▸ **Information supplied**
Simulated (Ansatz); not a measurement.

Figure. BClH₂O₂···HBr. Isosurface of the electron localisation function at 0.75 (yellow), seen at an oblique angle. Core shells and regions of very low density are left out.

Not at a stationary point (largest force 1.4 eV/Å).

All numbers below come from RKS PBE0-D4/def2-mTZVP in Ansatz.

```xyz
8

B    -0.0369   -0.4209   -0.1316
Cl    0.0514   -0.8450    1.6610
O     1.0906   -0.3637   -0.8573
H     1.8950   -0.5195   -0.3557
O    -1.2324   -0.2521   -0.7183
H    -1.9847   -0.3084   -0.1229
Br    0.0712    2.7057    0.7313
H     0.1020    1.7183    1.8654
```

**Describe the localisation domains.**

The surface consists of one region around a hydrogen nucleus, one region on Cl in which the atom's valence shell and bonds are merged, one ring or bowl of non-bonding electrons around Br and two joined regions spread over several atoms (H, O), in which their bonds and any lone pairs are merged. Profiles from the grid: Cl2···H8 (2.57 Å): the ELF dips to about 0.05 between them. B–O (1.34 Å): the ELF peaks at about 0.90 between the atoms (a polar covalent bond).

▸ **Exercise**
Return each entry above exactly, leaving none out.

▸ **Expected answer**
Simulated (Ansatz); not a measurement.

Figure. BClH₂O₂···HBr. Isosurface of the electron localisation function at 0.75 (yellow), seen at an oblique angle. Core shells and regions of very low density are left out.

Not at a stationary point (largest force 1.4 eV/Å).

All numbers below come from RKS PBE0-D4/def2-mTZVP in Ansatz.

```xyz
8

B    -0.0369   -0.4209   -0.1316
Cl    0.0514   -0.8450    1.6610
O     1.0906   -0.3637   -0.8573
H     1.8950   -0.5195   -0.3557
O    -1.2324   -0.2521   -0.7183
H    -1.9847   -0.3084   -0.1229
Br    0.0712    2.7057    0.7313
H     0.1020    1.7183    1.8654
```

**Describe the localisation domains.**

The surface consists of one region around a hydrogen nucleus, one region on Cl in which the atom's valence shell and bonds are merged, one ring or bowl of non-bonding electrons around Br and two joined regions spread over several atoms (H, O), in which their bonds and any lone pairs are merged. Profiles from the grid: Cl2···H8 (2.57 Å): the ELF dips to about 0.05 between them. B–O (1.34 Å): the ELF peaks at about 0.90 between the atoms (a polar covalent bond).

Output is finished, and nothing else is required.